BEGIN
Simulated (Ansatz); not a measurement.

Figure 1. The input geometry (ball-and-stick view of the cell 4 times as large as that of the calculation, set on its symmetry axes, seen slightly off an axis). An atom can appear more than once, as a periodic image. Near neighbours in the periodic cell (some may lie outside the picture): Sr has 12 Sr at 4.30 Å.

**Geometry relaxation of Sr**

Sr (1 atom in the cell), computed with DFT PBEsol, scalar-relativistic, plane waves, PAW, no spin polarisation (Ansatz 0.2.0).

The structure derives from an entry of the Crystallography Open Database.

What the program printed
END

§ **Work item**
All entries above need to be copied verbatim.

§ **Expected answer**
Simulated (Ansatz); not a measurement.

Figure 1. The input geometry (ball-and-stick view of the cell 4 times as large as that of the calculation, set on its symmetry axes, seen slightly off an axis). An atom can appear more than once, as a periodic image. Near neighbours in the periodic cell (some may lie outside the picture): Sr has 12 Sr at 4.30 Å.

**Geometry relaxation of Sr**

Sr (1 atom in the cell), computed with DFT PBEsol, scalar-relativistic, plane waves, PAW, no spin polarisation (Ansatz 0.2.0).

The structure derives from an entry of the Crystallography Open Database.

What the program printed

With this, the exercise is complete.